→ **ACTION ITEM**: Please output exactly the lines of the material from the first through the line containing "Cutoff | 600 eV |", and nothing more.

→ **DATA FOR REVIEW**:

********************

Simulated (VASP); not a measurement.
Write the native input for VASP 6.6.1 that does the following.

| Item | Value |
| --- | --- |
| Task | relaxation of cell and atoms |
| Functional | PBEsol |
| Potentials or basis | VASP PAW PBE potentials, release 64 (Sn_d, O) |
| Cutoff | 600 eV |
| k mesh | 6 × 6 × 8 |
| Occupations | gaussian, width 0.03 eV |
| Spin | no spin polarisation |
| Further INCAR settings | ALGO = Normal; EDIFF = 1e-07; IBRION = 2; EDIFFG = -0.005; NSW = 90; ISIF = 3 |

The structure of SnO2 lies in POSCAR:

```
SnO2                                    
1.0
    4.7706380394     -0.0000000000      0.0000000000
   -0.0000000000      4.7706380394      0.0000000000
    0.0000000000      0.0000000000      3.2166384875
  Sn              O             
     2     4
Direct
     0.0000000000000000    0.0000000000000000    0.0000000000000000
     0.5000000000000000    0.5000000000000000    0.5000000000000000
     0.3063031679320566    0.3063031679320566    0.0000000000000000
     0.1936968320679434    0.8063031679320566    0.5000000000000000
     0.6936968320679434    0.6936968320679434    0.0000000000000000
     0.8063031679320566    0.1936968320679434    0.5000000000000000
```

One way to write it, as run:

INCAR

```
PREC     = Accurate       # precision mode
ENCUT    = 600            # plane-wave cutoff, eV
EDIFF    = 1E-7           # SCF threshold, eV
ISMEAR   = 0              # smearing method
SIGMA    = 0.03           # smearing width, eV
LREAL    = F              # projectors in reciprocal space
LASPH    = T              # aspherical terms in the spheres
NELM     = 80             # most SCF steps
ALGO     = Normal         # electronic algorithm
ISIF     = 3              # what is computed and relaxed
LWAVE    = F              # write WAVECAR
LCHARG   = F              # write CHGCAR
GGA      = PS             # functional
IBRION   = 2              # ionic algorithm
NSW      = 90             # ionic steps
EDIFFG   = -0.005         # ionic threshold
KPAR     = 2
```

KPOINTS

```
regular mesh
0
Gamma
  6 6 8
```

********************

→ **EXERCISE OUTPUT**:
Simulated (VASP); not a measurement.
Write the native input for VASP 6.6.1 that does the following.

| Item | Value |
| --- | --- |
| Task | relaxation of cell and atoms |
| Functional | PBEsol |
| Potentials or basis | VASP PAW PBE potentials, release 64 (Sn_d, O) |
| Cutoff | 600 eV |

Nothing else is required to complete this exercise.